◆ Exercise
Every entry below, first to last, should be restated word for word.

- - - - - - -

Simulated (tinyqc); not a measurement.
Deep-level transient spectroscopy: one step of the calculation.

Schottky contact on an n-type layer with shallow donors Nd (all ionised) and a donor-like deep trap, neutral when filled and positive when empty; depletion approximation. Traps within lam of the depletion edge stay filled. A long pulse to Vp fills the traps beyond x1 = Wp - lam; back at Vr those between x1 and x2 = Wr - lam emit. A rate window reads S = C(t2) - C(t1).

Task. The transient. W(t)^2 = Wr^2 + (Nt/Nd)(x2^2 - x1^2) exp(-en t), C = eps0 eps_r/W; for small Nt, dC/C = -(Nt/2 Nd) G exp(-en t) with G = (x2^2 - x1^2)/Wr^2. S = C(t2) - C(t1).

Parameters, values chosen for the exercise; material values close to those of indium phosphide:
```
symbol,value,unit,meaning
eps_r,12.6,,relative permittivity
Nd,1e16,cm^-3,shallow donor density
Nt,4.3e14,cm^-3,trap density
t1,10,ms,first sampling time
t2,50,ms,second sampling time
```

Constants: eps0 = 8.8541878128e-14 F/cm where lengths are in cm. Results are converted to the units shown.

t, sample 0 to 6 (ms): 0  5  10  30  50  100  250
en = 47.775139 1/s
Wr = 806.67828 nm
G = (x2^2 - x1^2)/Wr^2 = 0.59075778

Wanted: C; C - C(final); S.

- - - - - - -

◆ Exercise output
Simulated (tinyqc); not a measurement.
Deep-level transient spectroscopy: one step of the calculation.

Schottky contact on an n-type layer with shallow donors Nd (all ionised) and a donor-like deep trap, neutral when filled and positive when empty; depletion approximation. Traps within lam of the depletion edge stay filled. A long pulse to Vp fills the traps beyond x1 = Wp - lam; back at Vr those between x1 and x2 = Wr - lam emit. A rate window reads S = C(t2) - C(t1).

Task. The transient. W(t)^2 = Wr^2 + (Nt/Nd)(x2^2 - x1^2) exp(-en t), C = eps0 eps_r/W; for small Nt, dC/C = -(Nt/2 Nd) G exp(-en t) with G = (x2^2 - x1^2)/Wr^2. S = C(t2) - C(t1).

Parameters, values chosen for the exercise; material values close to those of indium phosphide:
```
symbol,value,unit,meaning
eps_r,12.6,,relative permittivity
Nd,1e16,cm^-3,shallow donor density
Nt,4.3e14,cm^-3,trap density
t1,10,ms,first sampling time
t2,50,ms,second sampling time
```

Constants: eps0 = 8.8541878128e-14 F/cm where lengths are in cm. Results are converted to the units shown.

t, sample 0 to 6 (ms): 0  5  10  30  50  100  250
en = 47.775139 1/s
Wr = 806.67828 nm
G = (x2^2 - x1^2)/Wr^2 = 0.59075778

Wanted: C; C - C(final); S.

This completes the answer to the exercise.